[[ DATASET open ]]
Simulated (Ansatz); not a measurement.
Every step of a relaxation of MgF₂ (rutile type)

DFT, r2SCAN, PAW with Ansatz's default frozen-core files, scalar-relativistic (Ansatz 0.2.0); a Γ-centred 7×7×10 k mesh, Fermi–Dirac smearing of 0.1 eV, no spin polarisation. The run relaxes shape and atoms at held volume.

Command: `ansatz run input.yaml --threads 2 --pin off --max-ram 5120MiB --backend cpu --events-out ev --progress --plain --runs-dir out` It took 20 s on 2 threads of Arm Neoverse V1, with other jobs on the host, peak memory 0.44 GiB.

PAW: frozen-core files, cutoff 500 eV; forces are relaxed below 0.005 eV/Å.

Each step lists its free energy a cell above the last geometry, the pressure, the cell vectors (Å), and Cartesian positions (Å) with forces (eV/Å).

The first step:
[[ DATASET closed ]]

### ASSIGNMENT
Write out a word-for-word copy of every entry above.

### WRITTEN RESPONSE
Simulated (Ansatz); not a measurement.
Every step of a relaxation of MgF₂ (rutile type)

DFT, r2SCAN, PAW with Ansatz's default frozen-core files, scalar-relativistic (Ansatz 0.2.0); a Γ-centred 7×7×10 k mesh, Fermi–Dirac smearing of 0.1 eV, no spin polarisation. The run relaxes shape and atoms at held volume.

Command: `ansatz run input.yaml --threads 2 --pin off --max-ram 5120MiB --backend cpu --events-out ev --progress --plain --runs-dir out` It took 20 s on 2 threads of Arm Neoverse V1, with other jobs on the host, peak memory 0.44 GiB.

PAW: frozen-core files, cutoff 500 eV; forces are relaxed below 0.005 eV/Å.

Each step lists its free energy a cell above the last geometry, the pressure, the cell vectors (Å), and Cartesian positions (Å) with forces (eV/Å).

The first step:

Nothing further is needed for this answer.